** Exercise **
Every line from the start of the listing below through the line that contains "Stress tensor (GPa, compression" is to be reproduced word for word.

'''

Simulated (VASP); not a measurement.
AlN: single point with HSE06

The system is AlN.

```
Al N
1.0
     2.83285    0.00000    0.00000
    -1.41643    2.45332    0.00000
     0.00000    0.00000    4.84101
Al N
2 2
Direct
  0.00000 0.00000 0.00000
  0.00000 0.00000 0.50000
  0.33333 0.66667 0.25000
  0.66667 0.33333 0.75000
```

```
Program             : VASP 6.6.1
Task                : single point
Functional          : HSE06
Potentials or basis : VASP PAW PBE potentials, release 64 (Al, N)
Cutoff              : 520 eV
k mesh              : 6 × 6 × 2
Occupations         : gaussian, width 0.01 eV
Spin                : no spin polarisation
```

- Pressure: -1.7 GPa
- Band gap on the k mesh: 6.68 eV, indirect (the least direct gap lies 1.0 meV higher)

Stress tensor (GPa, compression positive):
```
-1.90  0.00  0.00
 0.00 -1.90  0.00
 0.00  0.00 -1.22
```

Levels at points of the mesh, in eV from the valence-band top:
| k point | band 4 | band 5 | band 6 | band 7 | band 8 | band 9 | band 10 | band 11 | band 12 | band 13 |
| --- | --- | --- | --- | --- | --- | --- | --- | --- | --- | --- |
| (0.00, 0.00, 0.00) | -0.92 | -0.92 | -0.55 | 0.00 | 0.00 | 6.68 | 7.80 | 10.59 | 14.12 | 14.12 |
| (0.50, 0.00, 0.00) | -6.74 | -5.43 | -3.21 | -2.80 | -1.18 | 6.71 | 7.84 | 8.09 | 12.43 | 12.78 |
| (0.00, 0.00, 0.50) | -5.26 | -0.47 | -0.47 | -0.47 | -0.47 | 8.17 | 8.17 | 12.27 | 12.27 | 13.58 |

'''

** Answer box **
Simulated (VASP); not a measurement.
AlN: single point with HSE06

The system is AlN.

```
Al N
1.0
     2.83285    0.00000    0.00000
    -1.41643    2.45332    0.00000
     0.00000    0.00000    4.84101
Al N
2 2
Direct
  0.00000 0.00000 0.00000
  0.00000 0.00000 0.50000
  0.33333 0.66667 0.25000
  0.66667 0.33333 0.75000
```

```
Program             : VASP 6.6.1
Task                : single point
Functional          : HSE06
Potentials or basis : VASP PAW PBE potentials, release 64 (Al, N)
Cutoff              : 520 eV
k mesh              : 6 × 6 × 2
Occupations         : gaussian, width 0.01 eV
Spin                : no spin polarisation
```

- Pressure: -1.7 GPa
- Band gap on the k mesh: 6.68 eV, indirect (the least direct gap lies 1.0 meV higher)

Stress tensor (GPa, compression positive):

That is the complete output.